Supplied data:
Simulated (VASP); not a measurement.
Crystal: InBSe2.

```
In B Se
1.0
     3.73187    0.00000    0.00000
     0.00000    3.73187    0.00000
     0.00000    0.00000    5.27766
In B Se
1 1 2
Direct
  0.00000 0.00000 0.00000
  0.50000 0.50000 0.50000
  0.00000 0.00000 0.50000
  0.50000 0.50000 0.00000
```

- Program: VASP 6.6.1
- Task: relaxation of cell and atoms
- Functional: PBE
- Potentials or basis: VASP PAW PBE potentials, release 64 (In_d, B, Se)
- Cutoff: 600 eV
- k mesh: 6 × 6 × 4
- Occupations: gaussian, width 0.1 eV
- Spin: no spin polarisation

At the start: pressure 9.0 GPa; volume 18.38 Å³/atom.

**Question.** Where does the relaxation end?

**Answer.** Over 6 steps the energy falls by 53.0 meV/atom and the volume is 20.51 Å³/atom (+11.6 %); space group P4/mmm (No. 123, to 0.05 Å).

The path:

Action item: Copy out all of the material, word for word.

Result:
Simulated (VASP); not a measurement.
Crystal: InBSe2.

```
In B Se
1.0
     3.73187    0.00000    0.00000
     0.00000    3.73187    0.00000
     0.00000    0.00000    5.27766
In B Se
1 1 2
Direct
  0.00000 0.00000 0.00000
  0.50000 0.50000 0.50000
  0.00000 0.00000 0.50000
  0.50000 0.50000 0.00000
```

- Program: VASP 6.6.1
- Task: relaxation of cell and atoms
- Functional: PBE
- Potentials or basis: VASP PAW PBE potentials, release 64 (In_d, B, Se)
- Cutoff: 600 eV
- k mesh: 6 × 6 × 4
- Occupations: gaussian, width 0.1 eV
- Spin: no spin polarisation

At the start: pressure 9.0 GPa; volume 18.38 Å³/atom.

**Question.** Where does the relaxation end?

**Answer.** Over 6 steps the energy falls by 53.0 meV/atom and the volume is 20.51 Å³/atom (+11.6 %); space group P4/mmm (No. 123, to 0.05 Å).

The path:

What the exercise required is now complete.